**WORK REQUEST:** Once you reach the line containing "Wanted: a table" in the data below, restate each line word for word up to and including the one containing "## 1. The starting structure".

**GIVEN RECORDS:**
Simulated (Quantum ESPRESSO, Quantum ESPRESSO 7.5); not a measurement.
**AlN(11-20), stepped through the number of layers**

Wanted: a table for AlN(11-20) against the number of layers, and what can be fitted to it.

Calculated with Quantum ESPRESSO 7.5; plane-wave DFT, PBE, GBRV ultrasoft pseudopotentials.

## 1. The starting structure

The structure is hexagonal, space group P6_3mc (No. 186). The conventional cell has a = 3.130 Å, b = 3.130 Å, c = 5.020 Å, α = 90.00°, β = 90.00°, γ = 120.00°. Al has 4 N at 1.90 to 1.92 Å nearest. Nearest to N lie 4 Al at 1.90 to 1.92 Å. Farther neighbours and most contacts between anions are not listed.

**RESPONSE BOX:**
Wanted: a table for AlN(11-20) against the number of layers, and what can be fitted to it.

Calculated with Quantum ESPRESSO 7.5; plane-wave DFT, PBE, GBRV ultrasoft pseudopotentials.

## 1. The starting structure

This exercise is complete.